**EXERCISE**
Restate the listing in full, keeping every word as it is.

Start of DATASET CONTENT

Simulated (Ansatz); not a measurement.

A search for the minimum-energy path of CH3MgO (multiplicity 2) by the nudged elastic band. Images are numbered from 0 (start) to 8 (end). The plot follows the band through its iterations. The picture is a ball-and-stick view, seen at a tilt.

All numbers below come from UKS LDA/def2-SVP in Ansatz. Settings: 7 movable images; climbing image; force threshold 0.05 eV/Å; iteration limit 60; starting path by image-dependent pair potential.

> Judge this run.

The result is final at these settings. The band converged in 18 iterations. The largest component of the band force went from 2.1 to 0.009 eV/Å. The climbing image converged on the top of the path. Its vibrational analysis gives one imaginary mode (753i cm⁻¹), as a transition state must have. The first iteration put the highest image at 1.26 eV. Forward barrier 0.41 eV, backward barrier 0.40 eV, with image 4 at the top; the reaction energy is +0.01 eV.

End of DATASET CONTENT

**TASK SOLUTION**
Simulated (Ansatz); not a measurement.

A search for the minimum-energy path of CH3MgO (multiplicity 2) by the nudged elastic band. Images are numbered from 0 (start) to 8 (end). The plot follows the band through its iterations. The picture is a ball-and-stick view, seen at a tilt.

All numbers below come from UKS LDA/def2-SVP in Ansatz. Settings: 7 movable images; climbing image; force threshold 0.05 eV/Å; iteration limit 60; starting path by image-dependent pair potential.

> Judge this run.

The result is final at these settings. The band converged in 18 iterations. The largest component of the band force went from 2.1 to 0.009 eV/Å. The climbing image converged on the top of the path. Its vibrational analysis gives one imaginary mode (753i cm⁻¹), as a transition state must have. The first iteration put the highest image at 1.26 eV. Forward barrier 0.41 eV, backward barrier 0.40 eV, with image 4 at the top; the reaction energy is +0.01 eV.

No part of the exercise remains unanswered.